◆ Activity ◆
When the line containing "### Step 9." appears in the entries below, begin printing there and stop after the line containing "A real-space grid"; print each of those lines exactly and no other line.

◆ Data for review ◆
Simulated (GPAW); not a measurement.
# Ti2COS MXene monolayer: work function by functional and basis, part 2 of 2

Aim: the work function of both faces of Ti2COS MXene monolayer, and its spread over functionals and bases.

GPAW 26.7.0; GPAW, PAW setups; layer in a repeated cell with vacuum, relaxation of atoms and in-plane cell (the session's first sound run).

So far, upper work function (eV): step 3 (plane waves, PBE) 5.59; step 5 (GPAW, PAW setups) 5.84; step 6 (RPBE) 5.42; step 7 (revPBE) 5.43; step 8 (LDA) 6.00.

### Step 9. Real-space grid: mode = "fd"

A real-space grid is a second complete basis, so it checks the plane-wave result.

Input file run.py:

◆ Solution ◆
### Step 9. Real-space grid: mode = "fd"

A real-space grid is a second complete basis, so it checks the plane-wave result.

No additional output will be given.